◆ ASSIGNMENT
The required output is every record, reproduced exactly.

◆ EXTRACTED RECORDS
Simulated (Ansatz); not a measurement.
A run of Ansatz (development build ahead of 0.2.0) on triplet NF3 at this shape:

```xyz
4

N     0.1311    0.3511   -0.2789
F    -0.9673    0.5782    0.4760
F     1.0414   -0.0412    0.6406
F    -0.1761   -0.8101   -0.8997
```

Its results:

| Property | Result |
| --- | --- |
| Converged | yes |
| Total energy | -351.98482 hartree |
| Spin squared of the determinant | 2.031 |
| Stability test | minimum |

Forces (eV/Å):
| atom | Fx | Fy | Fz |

◆ WRITTEN ANSWER
Simulated (Ansatz); not a measurement.
A run of Ansatz (development build ahead of 0.2.0) on triplet NF3 at this shape:

```xyz
4

N     0.1311    0.3511   -0.2789
F    -0.9673    0.5782    0.4760
F     1.0414   -0.0412    0.6406
F    -0.1761   -0.8101   -0.8997
```

Its results:

| Property | Result |
| --- | --- |
| Converged | yes |
| Total energy | -351.98482 hartree |
| Spin squared of the determinant | 2.031 |
| Stability test | minimum |

Forces (eV/Å):
| atom | Fx | Fy | Fz |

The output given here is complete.